- [Exercise]: Once the line containing "3210, 3573, 3687." has been copied, stop; copy every line before it exactly, beginning with the first line of the material below.

== Data excerpts
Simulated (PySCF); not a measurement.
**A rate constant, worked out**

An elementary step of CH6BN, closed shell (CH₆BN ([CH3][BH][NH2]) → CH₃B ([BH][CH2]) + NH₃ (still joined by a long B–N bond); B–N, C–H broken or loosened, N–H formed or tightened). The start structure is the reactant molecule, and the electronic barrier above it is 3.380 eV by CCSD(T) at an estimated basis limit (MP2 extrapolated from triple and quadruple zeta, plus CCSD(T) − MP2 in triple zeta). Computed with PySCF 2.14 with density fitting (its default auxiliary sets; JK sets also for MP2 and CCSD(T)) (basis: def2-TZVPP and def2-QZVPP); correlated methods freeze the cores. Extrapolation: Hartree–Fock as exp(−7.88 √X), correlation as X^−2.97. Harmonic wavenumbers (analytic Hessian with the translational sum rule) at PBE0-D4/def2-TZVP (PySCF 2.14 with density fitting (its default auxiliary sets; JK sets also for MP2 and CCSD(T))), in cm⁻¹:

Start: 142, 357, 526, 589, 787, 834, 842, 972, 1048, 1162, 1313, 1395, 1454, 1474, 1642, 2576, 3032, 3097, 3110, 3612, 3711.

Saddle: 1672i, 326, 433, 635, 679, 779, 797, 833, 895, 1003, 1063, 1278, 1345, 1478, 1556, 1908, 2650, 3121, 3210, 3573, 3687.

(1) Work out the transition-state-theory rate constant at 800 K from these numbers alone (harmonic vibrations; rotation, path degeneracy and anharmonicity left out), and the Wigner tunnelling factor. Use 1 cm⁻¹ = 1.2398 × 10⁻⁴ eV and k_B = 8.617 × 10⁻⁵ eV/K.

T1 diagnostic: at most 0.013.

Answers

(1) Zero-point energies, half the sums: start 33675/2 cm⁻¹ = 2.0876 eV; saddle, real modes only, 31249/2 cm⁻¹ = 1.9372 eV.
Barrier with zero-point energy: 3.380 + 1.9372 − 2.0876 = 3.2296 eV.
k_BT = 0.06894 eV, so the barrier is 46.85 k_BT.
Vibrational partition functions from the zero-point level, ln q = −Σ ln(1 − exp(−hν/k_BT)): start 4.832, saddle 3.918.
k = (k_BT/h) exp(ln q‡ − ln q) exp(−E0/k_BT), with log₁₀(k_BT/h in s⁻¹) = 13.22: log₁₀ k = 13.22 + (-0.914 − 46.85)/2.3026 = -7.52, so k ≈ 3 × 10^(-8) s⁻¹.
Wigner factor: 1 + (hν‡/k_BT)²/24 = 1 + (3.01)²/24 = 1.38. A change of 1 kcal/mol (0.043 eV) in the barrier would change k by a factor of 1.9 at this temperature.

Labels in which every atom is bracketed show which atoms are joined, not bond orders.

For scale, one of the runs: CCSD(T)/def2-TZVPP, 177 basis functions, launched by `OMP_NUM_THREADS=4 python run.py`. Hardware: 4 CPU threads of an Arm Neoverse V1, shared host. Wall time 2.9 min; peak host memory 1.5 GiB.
====

- [Reply]:
Simulated (PySCF); not a measurement.
**A rate constant, worked out**

An elementary step of CH6BN, closed shell (CH₆BN ([CH3][BH][NH2]) → CH₃B ([BH][CH2]) + NH₃ (still joined by a long B–N bond); B–N, C–H broken or loosened, N–H formed or tightened). The start structure is the reactant molecule, and the electronic barrier above it is 3.380 eV by CCSD(T) at an estimated basis limit (MP2 extrapolated from triple and quadruple zeta, plus CCSD(T) − MP2 in triple zeta). Computed with PySCF 2.14 with density fitting (its default auxiliary sets; JK sets also for MP2 and CCSD(T)) (basis: def2-TZVPP and def2-QZVPP); correlated methods freeze the cores. Extrapolation: Hartree–Fock as exp(−7.88 √X), correlation as X^−2.97. Harmonic wavenumbers (analytic Hessian with the translational sum rule) at PBE0-D4/def2-TZVP (PySCF 2.14 with density fitting (its default auxiliary sets; JK sets also for MP2 and CCSD(T))), in cm⁻¹:

Start: 142, 357, 526, 589, 787, 834, 842, 972, 1048, 1162, 1313, 1395, 1454, 1474, 1642, 2576, 3032, 3097, 3110, 3612, 3711.

Saddle: 1672i, 326, 433, 635, 679, 779, 797, 833, 895, 1003, 1063, 1278, 1345, 1478, 1556, 1908, 2650, 3121, 3210, 3573, 3687.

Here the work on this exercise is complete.